Given data:
= = =

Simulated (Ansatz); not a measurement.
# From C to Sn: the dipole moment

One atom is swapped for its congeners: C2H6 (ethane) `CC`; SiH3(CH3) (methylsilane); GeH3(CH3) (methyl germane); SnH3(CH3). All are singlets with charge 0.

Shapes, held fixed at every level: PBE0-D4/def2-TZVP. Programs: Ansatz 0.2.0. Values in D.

= = =

Brief: Extract from the listing above the lines between the line containing "# From C to Sn: the dipole moment" and the line containing "One atom is", keeping both of those lines. Output nothing else.

Worked solution:
# From C to Sn: the dipole moment

One atom is swapped for its congeners: C2H6 (ethane) `CC`; SiH3(CH3) (methylsilane); GeH3(CH3) (methyl germane); SnH3(CH3). All are singlets with charge 0.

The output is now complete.